Data extract:
■ ■ ■ ■ ■
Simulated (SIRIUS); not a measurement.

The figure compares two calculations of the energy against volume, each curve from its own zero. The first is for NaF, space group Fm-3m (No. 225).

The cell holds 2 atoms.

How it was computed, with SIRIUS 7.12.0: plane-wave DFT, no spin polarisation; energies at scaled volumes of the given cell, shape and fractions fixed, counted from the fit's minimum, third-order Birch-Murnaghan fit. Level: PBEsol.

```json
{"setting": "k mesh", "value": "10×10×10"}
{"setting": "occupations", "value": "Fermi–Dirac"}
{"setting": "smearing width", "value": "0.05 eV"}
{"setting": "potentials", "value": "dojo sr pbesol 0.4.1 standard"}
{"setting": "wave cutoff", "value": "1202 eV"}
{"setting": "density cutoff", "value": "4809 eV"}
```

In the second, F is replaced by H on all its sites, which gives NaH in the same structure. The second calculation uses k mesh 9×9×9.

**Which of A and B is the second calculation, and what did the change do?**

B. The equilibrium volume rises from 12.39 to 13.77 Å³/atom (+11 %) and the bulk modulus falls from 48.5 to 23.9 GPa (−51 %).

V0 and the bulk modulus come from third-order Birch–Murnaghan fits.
■ ■ ■ ■ ■

Activity: Write out exactly the lines that fall from the line with "How it was computed, with" to the line with "B. The equilibrium" in the records above, keeping both ends.

Worked solution:
How it was computed, with SIRIUS 7.12.0: plane-wave DFT, no spin polarisation; energies at scaled volumes of the given cell, shape and fractions fixed, counted from the fit's minimum, third-order Birch-Murnaghan fit. Level: PBEsol.

```json
{"setting": "k mesh", "value": "10×10×10"}
{"setting": "occupations", "value": "Fermi–Dirac"}
{"setting": "smearing width", "value": "0.05 eV"}
{"setting": "potentials", "value": "dojo sr pbesol 0.4.1 standard"}
{"setting": "wave cutoff", "value": "1202 eV"}
{"setting": "density cutoff", "value": "4809 eV"}
```

In the second, F is replaced by H on all its sites, which gives NaH in the same structure. The second calculation uses k mesh 9×9×9.

**Which of A and B is the second calculation, and what did the change do?**

B. The equilibrium volume rises from 12.39 to 13.77 Å³/atom (+11 %) and the bulk modulus falls from 48.5 to 23.9 GPa (−51 %).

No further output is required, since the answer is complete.